■ **Excerpted data**
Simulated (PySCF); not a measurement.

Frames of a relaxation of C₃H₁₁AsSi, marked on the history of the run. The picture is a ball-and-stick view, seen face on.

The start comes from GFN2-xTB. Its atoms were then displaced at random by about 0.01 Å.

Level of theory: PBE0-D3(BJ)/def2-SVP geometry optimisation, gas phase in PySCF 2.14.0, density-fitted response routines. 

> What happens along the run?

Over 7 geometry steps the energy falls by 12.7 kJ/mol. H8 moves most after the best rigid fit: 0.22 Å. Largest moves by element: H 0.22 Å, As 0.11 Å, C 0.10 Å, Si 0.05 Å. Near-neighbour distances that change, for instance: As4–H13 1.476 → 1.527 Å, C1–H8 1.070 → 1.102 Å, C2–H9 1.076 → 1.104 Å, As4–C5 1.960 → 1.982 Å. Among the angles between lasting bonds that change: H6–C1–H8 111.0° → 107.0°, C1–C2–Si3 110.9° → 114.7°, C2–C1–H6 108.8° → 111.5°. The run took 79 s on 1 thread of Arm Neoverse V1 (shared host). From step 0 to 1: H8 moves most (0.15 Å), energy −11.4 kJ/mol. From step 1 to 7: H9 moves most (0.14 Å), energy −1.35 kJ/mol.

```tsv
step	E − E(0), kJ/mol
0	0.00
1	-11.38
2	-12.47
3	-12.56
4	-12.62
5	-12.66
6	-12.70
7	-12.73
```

■ **Work order**
In this exercise, copy only the lines from the opening line of the material through the line where "along the run?" appears.

■ **Written solution**
Simulated (PySCF); not a measurement.

Frames of a relaxation of C₃H₁₁AsSi, marked on the history of the run. The picture is a ball-and-stick view, seen face on.

The start comes from GFN2-xTB. Its atoms were then displaced at random by about 0.01 Å.

Level of theory: PBE0-D3(BJ)/def2-SVP geometry optimisation, gas phase in PySCF 2.14.0, density-fitted response routines. 

> What happens along the run?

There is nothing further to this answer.